Hand back each record exactly as you find it.

+++ Given records +++

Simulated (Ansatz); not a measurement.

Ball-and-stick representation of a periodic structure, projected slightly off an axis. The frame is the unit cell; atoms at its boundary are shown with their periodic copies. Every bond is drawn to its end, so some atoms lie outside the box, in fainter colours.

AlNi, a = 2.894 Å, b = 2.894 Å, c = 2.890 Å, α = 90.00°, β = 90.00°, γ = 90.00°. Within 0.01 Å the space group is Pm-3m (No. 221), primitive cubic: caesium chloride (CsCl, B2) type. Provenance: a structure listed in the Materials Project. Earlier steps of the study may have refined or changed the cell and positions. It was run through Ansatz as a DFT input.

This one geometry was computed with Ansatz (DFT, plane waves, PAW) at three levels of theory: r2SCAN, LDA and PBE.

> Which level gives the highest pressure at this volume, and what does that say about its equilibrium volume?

+++

**Response box**
Simulated (Ansatz); not a measurement.

Ball-and-stick representation of a periodic structure, projected slightly off an axis. The frame is the unit cell; atoms at its boundary are shown with their periodic copies. Every bond is drawn to its end, so some atoms lie outside the box, in fainter colours.

AlNi, a = 2.894 Å, b = 2.894 Å, c = 2.890 Å, α = 90.00°, β = 90.00°, γ = 90.00°. Within 0.01 Å the space group is Pm-3m (No. 221), primitive cubic: caesium chloride (CsCl, B2) type. Provenance: a structure listed in the Materials Project. Earlier steps of the study may have refined or changed the cell and positions. It was run through Ansatz as a DFT input.

This one geometry was computed with Ansatz (DFT, plane waves, PAW) at three levels of theory: r2SCAN, LDA and PBE.

> Which level gives the highest pressure at this volume, and what does that say about its equilibrium volume?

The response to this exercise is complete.